> Input data:
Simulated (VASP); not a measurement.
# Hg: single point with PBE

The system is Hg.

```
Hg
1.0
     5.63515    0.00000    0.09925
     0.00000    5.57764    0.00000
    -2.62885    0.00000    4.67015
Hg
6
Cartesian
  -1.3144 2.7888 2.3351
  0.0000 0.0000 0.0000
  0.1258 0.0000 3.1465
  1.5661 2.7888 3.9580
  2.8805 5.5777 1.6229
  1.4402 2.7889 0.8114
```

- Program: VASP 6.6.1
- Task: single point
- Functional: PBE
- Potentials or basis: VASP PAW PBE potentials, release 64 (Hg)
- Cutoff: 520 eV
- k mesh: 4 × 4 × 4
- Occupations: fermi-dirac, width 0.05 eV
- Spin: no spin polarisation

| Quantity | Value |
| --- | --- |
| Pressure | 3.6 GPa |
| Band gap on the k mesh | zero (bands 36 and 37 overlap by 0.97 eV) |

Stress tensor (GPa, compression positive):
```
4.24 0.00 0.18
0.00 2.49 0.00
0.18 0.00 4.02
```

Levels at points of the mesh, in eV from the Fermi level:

> Brief: An exact copy of all the entries above is what is needed.

> Answer area:
Simulated (VASP); not a measurement.
# Hg: single point with PBE

The system is Hg.

```
Hg
1.0
     5.63515    0.00000    0.09925
     0.00000    5.57764    0.00000
    -2.62885    0.00000    4.67015
Hg
6
Cartesian
  -1.3144 2.7888 2.3351
  0.0000 0.0000 0.0000
  0.1258 0.0000 3.1465
  1.5661 2.7888 3.9580
  2.8805 5.5777 1.6229
  1.4402 2.7889 0.8114
```

- Program: VASP 6.6.1
- Task: single point
- Functional: PBE
- Potentials or basis: VASP PAW PBE potentials, release 64 (Hg)
- Cutoff: 520 eV
- k mesh: 4 × 4 × 4
- Occupations: fermi-dirac, width 0.05 eV
- Spin: no spin polarisation

| Quantity | Value |
| --- | --- |
| Pressure | 3.6 GPa |
| Band gap on the k mesh | zero (bands 36 and 37 overlap by 0.97 eV) |

Stress tensor (GPa, compression positive):
```
4.24 0.00 0.18
0.00 2.49 0.00
0.18 0.00 4.02
```

Levels at points of the mesh, in eV from the Fermi level:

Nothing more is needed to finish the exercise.